→ **Data provided**
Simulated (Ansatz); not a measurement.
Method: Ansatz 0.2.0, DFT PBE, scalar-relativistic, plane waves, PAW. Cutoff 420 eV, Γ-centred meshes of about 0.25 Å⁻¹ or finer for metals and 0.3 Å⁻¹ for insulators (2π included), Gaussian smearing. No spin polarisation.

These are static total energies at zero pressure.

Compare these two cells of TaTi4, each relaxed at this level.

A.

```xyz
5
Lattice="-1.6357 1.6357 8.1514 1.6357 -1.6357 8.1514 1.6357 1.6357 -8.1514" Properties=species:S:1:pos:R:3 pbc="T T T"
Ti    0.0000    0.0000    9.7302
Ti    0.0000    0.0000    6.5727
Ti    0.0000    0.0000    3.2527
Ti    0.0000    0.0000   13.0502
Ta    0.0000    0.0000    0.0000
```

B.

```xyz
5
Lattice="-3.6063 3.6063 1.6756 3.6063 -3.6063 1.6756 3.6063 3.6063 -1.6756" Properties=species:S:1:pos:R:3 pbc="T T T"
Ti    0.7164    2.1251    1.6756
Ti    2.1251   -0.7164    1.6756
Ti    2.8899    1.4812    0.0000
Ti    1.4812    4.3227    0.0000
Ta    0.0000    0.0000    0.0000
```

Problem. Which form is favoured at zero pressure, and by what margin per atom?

→ **Requirement**
What you return must be an exact retyping of the lines above starting at the line with "Method: Ansatz 0.2.0, DFT" and ending at the line with "These are static", and nothing besides.

→ **Exercise response**
Method: Ansatz 0.2.0, DFT PBE, scalar-relativistic, plane waves, PAW. Cutoff 420 eV, Γ-centred meshes of about 0.25 Å⁻¹ or finer for metals and 0.3 Å⁻¹ for insulators (2π included), Gaussian smearing. No spin polarisation.

These are static total energies at zero pressure.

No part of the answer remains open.